SOURCE INFORMATION:
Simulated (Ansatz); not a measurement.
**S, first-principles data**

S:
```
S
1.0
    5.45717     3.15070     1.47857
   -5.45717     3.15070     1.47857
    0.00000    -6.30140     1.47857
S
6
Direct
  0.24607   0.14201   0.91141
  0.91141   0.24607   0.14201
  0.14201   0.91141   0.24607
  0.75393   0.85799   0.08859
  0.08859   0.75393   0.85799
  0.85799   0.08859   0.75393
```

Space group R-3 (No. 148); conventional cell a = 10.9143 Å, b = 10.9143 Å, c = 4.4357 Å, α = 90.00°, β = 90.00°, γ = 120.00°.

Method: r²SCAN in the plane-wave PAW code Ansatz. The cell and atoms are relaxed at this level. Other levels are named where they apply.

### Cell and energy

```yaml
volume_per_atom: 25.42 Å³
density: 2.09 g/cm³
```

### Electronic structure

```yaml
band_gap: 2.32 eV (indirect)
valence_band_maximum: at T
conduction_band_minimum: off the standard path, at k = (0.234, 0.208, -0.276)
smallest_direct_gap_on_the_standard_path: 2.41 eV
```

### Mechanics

ASSIGNED TASK:
When you answer, output all of the material exactly as it appears above.

PROBLEM SOLUTION:
Simulated (Ansatz); not a measurement.
**S, first-principles data**

S:
```
S
1.0
    5.45717     3.15070     1.47857
   -5.45717     3.15070     1.47857
    0.00000    -6.30140     1.47857
S
6
Direct
  0.24607   0.14201   0.91141
  0.91141   0.24607   0.14201
  0.14201   0.91141   0.24607
  0.75393   0.85799   0.08859
  0.08859   0.75393   0.85799
  0.85799   0.08859   0.75393
```

Space group R-3 (No. 148); conventional cell a = 10.9143 Å, b = 10.9143 Å, c = 4.4357 Å, α = 90.00°, β = 90.00°, γ = 120.00°.

Method: r²SCAN in the plane-wave PAW code Ansatz. The cell and atoms are relaxed at this level. Other levels are named where they apply.

### Cell and energy

```yaml
volume_per_atom: 25.42 Å³
density: 2.09 g/cm³
```

### Electronic structure

```yaml
band_gap: 2.32 eV (indirect)
valence_band_maximum: at T
conduction_band_minimum: off the standard path, at k = (0.234, 0.208, -0.276)
smallest_direct_gap_on_the_standard_path: 2.41 eV
```

### Mechanics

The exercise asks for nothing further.